== Segment start ==
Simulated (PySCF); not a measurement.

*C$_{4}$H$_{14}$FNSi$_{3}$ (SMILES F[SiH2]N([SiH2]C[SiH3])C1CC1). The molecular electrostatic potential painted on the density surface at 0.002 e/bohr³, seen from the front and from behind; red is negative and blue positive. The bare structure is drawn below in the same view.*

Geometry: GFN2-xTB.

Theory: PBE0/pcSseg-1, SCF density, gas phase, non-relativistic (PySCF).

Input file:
== Segment end ==

* Required action: Output the entries exactly.

* Solution:
Simulated (PySCF); not a measurement.

*C$_{4}$H$_{14}$FNSi$_{3}$ (SMILES F[SiH2]N([SiH2]C[SiH3])C1CC1). The molecular electrostatic potential painted on the density surface at 0.002 e/bohr³, seen from the front and from behind; red is negative and blue positive. The bare structure is drawn below in the same view.*

Geometry: GFN2-xTB.

Theory: PBE0/pcSseg-1, SCF density, gas phase, non-relativistic (PySCF).

Input file:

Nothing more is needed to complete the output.